Work request →
Look in the material below for the line holding "Q: Fit these". Set it down exactly, with each later line up to and including the line holding "A: A cubic in".

------------------------------------------------------------------------

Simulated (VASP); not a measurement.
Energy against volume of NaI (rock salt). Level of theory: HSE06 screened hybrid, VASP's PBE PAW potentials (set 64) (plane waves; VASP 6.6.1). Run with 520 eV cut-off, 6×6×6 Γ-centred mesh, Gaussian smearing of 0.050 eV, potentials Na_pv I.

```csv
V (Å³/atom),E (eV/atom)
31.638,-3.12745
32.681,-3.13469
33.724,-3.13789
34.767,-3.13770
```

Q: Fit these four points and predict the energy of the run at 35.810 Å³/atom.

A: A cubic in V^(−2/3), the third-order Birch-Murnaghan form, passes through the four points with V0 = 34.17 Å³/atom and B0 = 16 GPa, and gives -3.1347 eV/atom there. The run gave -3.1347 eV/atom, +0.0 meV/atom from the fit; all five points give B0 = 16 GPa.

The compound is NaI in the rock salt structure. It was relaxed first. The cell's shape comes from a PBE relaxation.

------------------------------------------------------------------------

Problem solution →
Q: Fit these four points and predict the energy of the run at 35.810 Å³/atom.

A: A cubic in V^(−2/3), the third-order Birch-Murnaghan form, passes through the four points with V0 = 34.17 Å³/atom and B0 = 16 GPa, and gives -3.1347 eV/atom there. The run gave -3.1347 eV/atom, +0.0 meV/atom from the fit; all five points give B0 = 16 GPa.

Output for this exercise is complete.